= Dataset records =
◆ ◆ ◆ ◆
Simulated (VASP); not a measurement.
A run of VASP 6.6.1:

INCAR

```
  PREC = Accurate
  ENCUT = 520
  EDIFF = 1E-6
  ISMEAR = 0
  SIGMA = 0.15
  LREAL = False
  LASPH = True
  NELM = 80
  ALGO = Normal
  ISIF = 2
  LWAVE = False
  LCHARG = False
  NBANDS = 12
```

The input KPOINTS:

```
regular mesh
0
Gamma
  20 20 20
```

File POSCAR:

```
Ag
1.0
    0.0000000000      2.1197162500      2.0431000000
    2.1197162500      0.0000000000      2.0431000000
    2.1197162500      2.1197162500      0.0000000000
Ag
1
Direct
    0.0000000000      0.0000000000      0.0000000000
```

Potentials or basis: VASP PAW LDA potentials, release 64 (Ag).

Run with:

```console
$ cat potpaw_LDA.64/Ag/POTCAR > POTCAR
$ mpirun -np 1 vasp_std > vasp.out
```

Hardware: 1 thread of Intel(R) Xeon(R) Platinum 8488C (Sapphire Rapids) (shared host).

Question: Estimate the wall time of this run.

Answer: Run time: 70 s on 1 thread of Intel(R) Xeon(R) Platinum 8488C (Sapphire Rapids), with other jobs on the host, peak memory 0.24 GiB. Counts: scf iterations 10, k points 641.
◆ ◆ ◆ ◆

= Task item =
Reproduce verbatim the range of lines that opens the records and closes with the line containing "Question: Estimate the wall time of this run.". Omit everything after it.

= Exercise response =
Simulated (VASP); not a measurement.
A run of VASP 6.6.1:

INCAR

```
  PREC = Accurate
  ENCUT = 520
  EDIFF = 1E-6
  ISMEAR = 0
  SIGMA = 0.15
  LREAL = False
  LASPH = True
  NELM = 80
  ALGO = Normal
  ISIF = 2
  LWAVE = False
  LCHARG = False
  NBANDS = 12
```

The input KPOINTS:

```
regular mesh
0
Gamma
  20 20 20
```

File POSCAR:

```
Ag
1.0
    0.0000000000      2.1197162500      2.0431000000
    2.1197162500      0.0000000000      2.0431000000
    2.1197162500      2.1197162500      0.0000000000
Ag
1
Direct
    0.0000000000      0.0000000000      0.0000000000
```

Potentials or basis: VASP PAW LDA potentials, release 64 (Ag).

Run with:

```console
$ cat potpaw_LDA.64/Ag/POTCAR > POTCAR
$ mpirun -np 1 vasp_std > vasp.out
```

Hardware: 1 thread of Intel(R) Xeon(R) Platinum 8488C (Sapphire Rapids) (shared host).

Question: Estimate the wall time of this run.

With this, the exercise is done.